- **Information provided**:
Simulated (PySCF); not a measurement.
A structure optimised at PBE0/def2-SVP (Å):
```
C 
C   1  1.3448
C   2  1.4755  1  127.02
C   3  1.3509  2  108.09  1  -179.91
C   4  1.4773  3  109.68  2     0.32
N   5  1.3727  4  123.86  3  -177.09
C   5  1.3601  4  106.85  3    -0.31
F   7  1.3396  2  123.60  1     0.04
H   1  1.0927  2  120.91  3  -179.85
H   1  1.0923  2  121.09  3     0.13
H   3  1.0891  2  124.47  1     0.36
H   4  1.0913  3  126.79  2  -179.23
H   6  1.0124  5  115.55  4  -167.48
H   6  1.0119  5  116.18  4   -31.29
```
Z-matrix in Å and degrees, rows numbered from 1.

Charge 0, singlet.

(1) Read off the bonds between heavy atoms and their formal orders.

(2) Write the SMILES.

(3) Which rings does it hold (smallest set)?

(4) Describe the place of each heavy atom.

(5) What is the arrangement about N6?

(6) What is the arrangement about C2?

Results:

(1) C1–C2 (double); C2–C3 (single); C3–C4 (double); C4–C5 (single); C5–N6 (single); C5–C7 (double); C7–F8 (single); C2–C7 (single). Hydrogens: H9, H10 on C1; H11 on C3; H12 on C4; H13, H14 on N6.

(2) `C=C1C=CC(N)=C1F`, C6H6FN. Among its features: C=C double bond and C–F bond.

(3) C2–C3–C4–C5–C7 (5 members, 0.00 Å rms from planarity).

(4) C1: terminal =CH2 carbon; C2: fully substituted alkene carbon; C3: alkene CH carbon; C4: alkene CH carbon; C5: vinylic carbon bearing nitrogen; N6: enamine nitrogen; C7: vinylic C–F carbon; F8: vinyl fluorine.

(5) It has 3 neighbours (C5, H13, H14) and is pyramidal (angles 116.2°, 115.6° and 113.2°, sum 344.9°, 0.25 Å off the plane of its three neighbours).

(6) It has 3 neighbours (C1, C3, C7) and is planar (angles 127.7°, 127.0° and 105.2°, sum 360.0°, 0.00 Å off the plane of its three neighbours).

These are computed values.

- **Work request**: Exactly as written, please reproduce the lines from the first line of the data to the line containing "Charge 0, singlet.", inclusive, and nothing else.

- **Written reply**:
Simulated (PySCF); not a measurement.
A structure optimised at PBE0/def2-SVP (Å):
```
C 
C   1  1.3448
C   2  1.4755  1  127.02
C   3  1.3509  2  108.09  1  -179.91
C   4  1.4773  3  109.68  2     0.32
N   5  1.3727  4  123.86  3  -177.09
C   5  1.3601  4  106.85  3    -0.31
F   7  1.3396  2  123.60  1     0.04
H   1  1.0927  2  120.91  3  -179.85
H   1  1.0923  2  121.09  3     0.13
H   3  1.0891  2  124.47  1     0.36
H   4  1.0913  3  126.79  2  -179.23
H   6  1.0124  5  115.55  4  -167.48
H   6  1.0119  5  116.18  4   -31.29
```
Z-matrix in Å and degrees, rows numbered from 1.

Charge 0, singlet.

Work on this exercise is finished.